▶ Action item
Reproduce the data in its entirety, exactly as supplied.

▶ Source data

**********

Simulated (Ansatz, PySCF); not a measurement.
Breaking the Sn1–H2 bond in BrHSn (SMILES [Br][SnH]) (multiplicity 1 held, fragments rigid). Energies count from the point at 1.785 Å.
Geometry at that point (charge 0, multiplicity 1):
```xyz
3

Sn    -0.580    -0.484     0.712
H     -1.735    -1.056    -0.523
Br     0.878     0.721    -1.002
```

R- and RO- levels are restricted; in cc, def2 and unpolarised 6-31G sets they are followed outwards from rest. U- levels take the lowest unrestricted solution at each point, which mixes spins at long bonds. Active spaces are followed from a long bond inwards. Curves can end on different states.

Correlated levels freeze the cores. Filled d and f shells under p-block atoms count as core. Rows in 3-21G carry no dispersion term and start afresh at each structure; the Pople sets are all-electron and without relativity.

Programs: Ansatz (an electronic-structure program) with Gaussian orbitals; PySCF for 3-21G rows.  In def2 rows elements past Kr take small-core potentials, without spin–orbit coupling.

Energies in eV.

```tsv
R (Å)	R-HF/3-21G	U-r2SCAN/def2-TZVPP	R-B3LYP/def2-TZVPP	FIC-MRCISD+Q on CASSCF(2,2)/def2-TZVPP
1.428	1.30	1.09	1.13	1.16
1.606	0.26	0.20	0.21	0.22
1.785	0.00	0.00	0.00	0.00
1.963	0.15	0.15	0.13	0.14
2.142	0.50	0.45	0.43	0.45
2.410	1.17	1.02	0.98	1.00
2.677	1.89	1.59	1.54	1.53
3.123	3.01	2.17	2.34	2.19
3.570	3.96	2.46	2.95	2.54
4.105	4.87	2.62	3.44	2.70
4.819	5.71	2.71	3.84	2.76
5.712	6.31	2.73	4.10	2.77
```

**********

▶ Task solution
Simulated (Ansatz, PySCF); not a measurement.
Breaking the Sn1–H2 bond in BrHSn (SMILES [Br][SnH]) (multiplicity 1 held, fragments rigid). Energies count from the point at 1.785 Å.
Geometry at that point (charge 0, multiplicity 1):
```xyz
3

Sn    -0.580    -0.484     0.712
H     -1.735    -1.056    -0.523
Br     0.878     0.721    -1.002
```

R- and RO- levels are restricted; in cc, def2 and unpolarised 6-31G sets they are followed outwards from rest. U- levels take the lowest unrestricted solution at each point, which mixes spins at long bonds. Active spaces are followed from a long bond inwards. Curves can end on different states.

Correlated levels freeze the cores. Filled d and f shells under p-block atoms count as core. Rows in 3-21G carry no dispersion term and start afresh at each structure; the Pople sets are all-electron and without relativity.

Programs: Ansatz (an electronic-structure program) with Gaussian orbitals; PySCF for 3-21G rows.  In def2 rows elements past Kr take small-core potentials, without spin–orbit coupling.

Energies in eV.

```tsv
R (Å)	R-HF/3-21G	U-r2SCAN/def2-TZVPP	R-B3LYP/def2-TZVPP	FIC-MRCISD+Q on CASSCF(2,2)/def2-TZVPP
1.428	1.30	1.09	1.13	1.16
1.606	0.26	0.20	0.21	0.22
1.785	0.00	0.00	0.00	0.00
1.963	0.15	0.15	0.13	0.14
2.142	0.50	0.45	0.43	0.45
2.410	1.17	1.02	0.98	1.00
2.677	1.89	1.59	1.54	1.53
3.123	3.01	2.17	2.34	2.19
3.570	3.96	2.46	2.95	2.54
4.105	4.87	2.62	3.44	2.70
4.819	5.71	2.71	3.84	2.76
5.712	6.31	2.73	4.10	2.77
```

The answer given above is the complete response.